Some entries follow. Reproduce exactly the lines starting at the one with "## Two plane-wave programs on C" and stopping after the one with "What did VASP give for the same quantities?".

···

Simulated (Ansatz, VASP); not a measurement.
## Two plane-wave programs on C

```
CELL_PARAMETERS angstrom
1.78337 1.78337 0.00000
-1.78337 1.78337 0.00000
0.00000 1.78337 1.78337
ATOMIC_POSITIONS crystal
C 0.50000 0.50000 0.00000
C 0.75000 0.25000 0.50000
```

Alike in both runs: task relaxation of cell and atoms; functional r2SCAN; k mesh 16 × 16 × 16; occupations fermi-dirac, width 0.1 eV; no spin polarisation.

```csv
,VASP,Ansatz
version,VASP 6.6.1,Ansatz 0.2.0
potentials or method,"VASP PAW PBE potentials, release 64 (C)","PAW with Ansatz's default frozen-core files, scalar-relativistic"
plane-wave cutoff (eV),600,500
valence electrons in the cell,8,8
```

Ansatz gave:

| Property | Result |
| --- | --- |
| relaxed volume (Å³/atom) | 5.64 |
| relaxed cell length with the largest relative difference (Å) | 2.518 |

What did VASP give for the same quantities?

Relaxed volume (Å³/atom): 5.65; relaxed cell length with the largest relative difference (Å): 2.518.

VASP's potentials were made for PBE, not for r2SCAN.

···

* _Exercise answer_:
## Two plane-wave programs on C

```
CELL_PARAMETERS angstrom
1.78337 1.78337 0.00000
-1.78337 1.78337 0.00000
0.00000 1.78337 1.78337
ATOMIC_POSITIONS crystal
C 0.50000 0.50000 0.00000
C 0.75000 0.25000 0.50000
```

Alike in both runs: task relaxation of cell and atoms; functional r2SCAN; k mesh 16 × 16 × 16; occupations fermi-dirac, width 0.1 eV; no spin polarisation.

```csv
,VASP,Ansatz
version,VASP 6.6.1,Ansatz 0.2.0
potentials or method,"VASP PAW PBE potentials, release 64 (C)","PAW with Ansatz's default frozen-core files, scalar-relativistic"
plane-wave cutoff (eV),600,500
valence electrons in the cell,8,8
```

Ansatz gave:

| Property | Result |
| --- | --- |
| relaxed volume (Å³/atom) | 5.64 |
| relaxed cell length with the largest relative difference (Å) | 2.518 |

What did VASP give for the same quantities?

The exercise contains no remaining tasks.